## Extracted entries
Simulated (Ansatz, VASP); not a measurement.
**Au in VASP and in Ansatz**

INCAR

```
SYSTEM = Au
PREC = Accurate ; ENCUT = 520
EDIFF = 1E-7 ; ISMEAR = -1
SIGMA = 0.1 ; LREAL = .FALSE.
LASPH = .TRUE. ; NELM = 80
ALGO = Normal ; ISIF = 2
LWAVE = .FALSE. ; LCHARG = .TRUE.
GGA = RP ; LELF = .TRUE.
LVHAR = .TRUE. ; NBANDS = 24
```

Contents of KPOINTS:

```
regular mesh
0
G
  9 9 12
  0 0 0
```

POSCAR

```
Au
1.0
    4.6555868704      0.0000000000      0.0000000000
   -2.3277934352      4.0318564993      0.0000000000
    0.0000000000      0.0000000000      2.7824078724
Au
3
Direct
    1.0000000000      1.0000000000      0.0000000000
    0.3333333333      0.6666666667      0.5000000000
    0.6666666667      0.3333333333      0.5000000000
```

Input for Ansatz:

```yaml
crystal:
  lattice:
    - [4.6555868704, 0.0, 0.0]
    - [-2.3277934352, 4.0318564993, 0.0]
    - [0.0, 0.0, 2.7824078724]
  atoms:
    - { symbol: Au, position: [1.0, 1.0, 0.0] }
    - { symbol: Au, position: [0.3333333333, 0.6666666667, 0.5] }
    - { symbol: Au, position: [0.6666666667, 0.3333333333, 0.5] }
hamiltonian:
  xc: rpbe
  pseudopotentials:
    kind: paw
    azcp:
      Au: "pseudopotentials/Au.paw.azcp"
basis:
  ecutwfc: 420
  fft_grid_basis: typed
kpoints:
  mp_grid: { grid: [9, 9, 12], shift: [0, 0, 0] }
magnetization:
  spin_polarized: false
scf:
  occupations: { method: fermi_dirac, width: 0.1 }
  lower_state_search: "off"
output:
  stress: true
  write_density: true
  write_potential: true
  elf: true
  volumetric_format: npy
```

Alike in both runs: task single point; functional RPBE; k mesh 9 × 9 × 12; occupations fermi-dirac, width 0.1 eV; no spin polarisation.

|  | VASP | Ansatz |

## Work task
The response must repeat exactly the lines from the top of the material through the line containing "Alike in both", both included, with no other output.

## Answer section
Simulated (Ansatz, VASP); not a measurement.
**Au in VASP and in Ansatz**

INCAR

```
SYSTEM = Au
PREC = Accurate ; ENCUT = 520
EDIFF = 1E-7 ; ISMEAR = -1
SIGMA = 0.1 ; LREAL = .FALSE.
LASPH = .TRUE. ; NELM = 80
ALGO = Normal ; ISIF = 2
LWAVE = .FALSE. ; LCHARG = .TRUE.
GGA = RP ; LELF = .TRUE.
LVHAR = .TRUE. ; NBANDS = 24
```

Contents of KPOINTS:

```
regular mesh
0
G
  9 9 12
  0 0 0
```

POSCAR

```
Au
1.0
    4.6555868704      0.0000000000      0.0000000000
   -2.3277934352      4.0318564993      0.0000000000
    0.0000000000      0.0000000000      2.7824078724
Au
3
Direct
    1.0000000000      1.0000000000      0.0000000000
    0.3333333333      0.6666666667      0.5000000000
    0.6666666667      0.3333333333      0.5000000000
```

Input for Ansatz:

```yaml
crystal:
  lattice:
    - [4.6555868704, 0.0, 0.0]
    - [-2.3277934352, 4.0318564993, 0.0]
    - [0.0, 0.0, 2.7824078724]
  atoms:
    - { symbol: Au, position: [1.0, 1.0, 0.0] }
    - { symbol: Au, position: [0.3333333333, 0.6666666667, 0.5] }
    - { symbol: Au, position: [0.6666666667, 0.3333333333, 0.5] }
hamiltonian:
  xc: rpbe
  pseudopotentials:
    kind: paw
    azcp:
      Au: "pseudopotentials/Au.paw.azcp"
basis:
  ecutwfc: 420
  fft_grid_basis: typed
kpoints:
  mp_grid: { grid: [9, 9, 12], shift: [0, 0, 0] }
magnetization:
  spin_polarized: false
scf:
  occupations: { method: fermi_dirac, width: 0.1 }
  lower_state_search: "off"
output:
  stress: true
  write_density: true
  write_potential: true
  elf: true
  volumetric_format: npy
```

Alike in both runs: task single point; functional RPBE; k mesh 9 × 9 × 12; occupations fermi-dirac, width 0.1 eV; no spin polarisation.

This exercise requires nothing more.